§ **Action item**
Beginning with the first line, copy out each line of the material until the line containing "All levels use" has been copied as well.

.....

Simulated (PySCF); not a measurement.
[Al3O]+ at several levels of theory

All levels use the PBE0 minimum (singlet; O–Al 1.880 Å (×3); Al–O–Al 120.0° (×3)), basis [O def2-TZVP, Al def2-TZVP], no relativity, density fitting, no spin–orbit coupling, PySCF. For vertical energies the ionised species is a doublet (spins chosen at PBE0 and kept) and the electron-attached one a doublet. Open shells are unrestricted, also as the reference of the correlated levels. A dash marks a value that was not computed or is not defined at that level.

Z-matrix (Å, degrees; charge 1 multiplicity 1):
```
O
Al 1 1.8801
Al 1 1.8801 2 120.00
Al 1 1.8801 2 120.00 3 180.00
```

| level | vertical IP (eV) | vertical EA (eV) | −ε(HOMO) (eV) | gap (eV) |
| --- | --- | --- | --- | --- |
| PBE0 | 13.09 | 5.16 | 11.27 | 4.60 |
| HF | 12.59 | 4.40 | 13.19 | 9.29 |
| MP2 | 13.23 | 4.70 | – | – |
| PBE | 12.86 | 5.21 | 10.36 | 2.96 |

.....

§ **Exercise result**
Simulated (PySCF); not a measurement.
[Al3O]+ at several levels of theory

All levels use the PBE0 minimum (singlet; O–Al 1.880 Å (×3); Al–O–Al 120.0° (×3)), basis [O def2-TZVP, Al def2-TZVP], no relativity, density fitting, no spin–orbit coupling, PySCF. For vertical energies the ionised species is a doublet (spins chosen at PBE0 and kept) and the electron-attached one a doublet. Open shells are unrestricted, also as the reference of the correlated levels. A dash marks a value that was not computed or is not defined at that level.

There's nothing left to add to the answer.